Assigned task | From the listing below, copy only the lines from the line that contains "# Single-point calculation" to the line that contains "The structure derives", counting those two lines as part of the copy.

Dataset |

========================

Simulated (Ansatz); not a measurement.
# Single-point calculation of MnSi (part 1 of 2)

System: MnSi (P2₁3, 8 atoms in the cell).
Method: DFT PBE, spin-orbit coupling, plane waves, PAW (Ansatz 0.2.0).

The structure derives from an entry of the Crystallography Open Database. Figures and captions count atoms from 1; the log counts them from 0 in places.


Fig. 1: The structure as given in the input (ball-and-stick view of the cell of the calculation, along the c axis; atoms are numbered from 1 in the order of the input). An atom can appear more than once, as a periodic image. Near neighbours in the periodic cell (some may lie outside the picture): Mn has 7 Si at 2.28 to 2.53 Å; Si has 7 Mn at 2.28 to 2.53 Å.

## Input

========================

Solution |
# Single-point calculation of MnSi (part 1 of 2)

System: MnSi (P2₁3, 8 atoms in the cell).
Method: DFT PBE, spin-orbit coupling, plane waves, PAW (Ansatz 0.2.0).

The structure derives from an entry of the Crystallography Open Database. Figures and captions count atoms from 1; the log counts them from 0 in places.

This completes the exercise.